Find the line containing "One calculation of AlSn, 3 ways" in the entries below. Restate it and each line after it, word for word, up to and including the line containing "The cell comes".

***** RECORDED INFORMATION *****
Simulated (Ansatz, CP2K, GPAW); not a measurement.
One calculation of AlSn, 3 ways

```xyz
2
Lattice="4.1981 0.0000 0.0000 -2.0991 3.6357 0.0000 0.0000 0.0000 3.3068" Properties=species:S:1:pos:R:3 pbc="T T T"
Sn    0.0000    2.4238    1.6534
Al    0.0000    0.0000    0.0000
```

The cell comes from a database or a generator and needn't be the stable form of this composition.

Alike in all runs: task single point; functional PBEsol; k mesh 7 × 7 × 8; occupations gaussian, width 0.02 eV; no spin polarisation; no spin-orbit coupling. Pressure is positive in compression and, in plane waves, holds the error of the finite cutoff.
*****

WRITTEN RESPONSE:
One calculation of AlSn, 3 ways

```xyz
2
Lattice="4.1981 0.0000 0.0000 -2.0991 3.6357 0.0000 0.0000 0.0000 3.3068" Properties=species:S:1:pos:R:3 pbc="T T T"
Sn    0.0000    2.4238    1.6534
Al    0.0000    0.0000    0.0000
```

The cell comes from a database or a generator and needn't be the stable form of this composition.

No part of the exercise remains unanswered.